• Action item:
Copy exactly, please, each line of the data below until the line that contains "G0W0@PBEsol for NaOH" has been copied, beginning at the top.

• Given data:
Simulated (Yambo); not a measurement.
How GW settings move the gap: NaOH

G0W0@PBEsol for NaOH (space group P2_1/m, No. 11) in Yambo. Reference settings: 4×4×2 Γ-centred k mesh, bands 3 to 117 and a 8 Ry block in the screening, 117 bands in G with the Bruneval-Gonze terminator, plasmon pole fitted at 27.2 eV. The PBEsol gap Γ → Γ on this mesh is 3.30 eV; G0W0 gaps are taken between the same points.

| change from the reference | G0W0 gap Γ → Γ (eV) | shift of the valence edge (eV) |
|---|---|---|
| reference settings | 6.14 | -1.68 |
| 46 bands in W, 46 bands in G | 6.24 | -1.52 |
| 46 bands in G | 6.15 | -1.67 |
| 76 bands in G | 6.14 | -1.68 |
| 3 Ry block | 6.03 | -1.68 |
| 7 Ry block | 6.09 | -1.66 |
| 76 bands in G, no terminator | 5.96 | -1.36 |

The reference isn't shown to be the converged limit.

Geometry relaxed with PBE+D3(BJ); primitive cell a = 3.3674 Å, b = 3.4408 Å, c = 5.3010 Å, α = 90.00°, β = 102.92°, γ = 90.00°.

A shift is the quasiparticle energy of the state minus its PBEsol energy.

• Response area:
Simulated (Yambo); not a measurement.
How GW settings move the gap: NaOH

G0W0@PBEsol for NaOH (space group P2_1/m, No. 11) in Yambo. Reference settings: 4×4×2 Γ-centred k mesh, bands 3 to 117 and a 8 Ry block in the screening, 117 bands in G with the Bruneval-Gonze terminator, plasmon pole fitted at 27.2 eV. The PBEsol gap Γ → Γ on this mesh is 3.30 eV; G0W0 gaps are taken between the same points.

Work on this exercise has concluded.